☆ ☆ ☆ ☆ ☆ ☆ ☆

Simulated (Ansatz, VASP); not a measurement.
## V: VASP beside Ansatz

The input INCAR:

☆ ☆ ☆ ☆ ☆ ☆ ☆

Work order:
Reproduce the data exactly. All of it is needed.

Task solution:
Simulated (Ansatz, VASP); not a measurement.
## V: VASP beside Ansatz

The input INCAR:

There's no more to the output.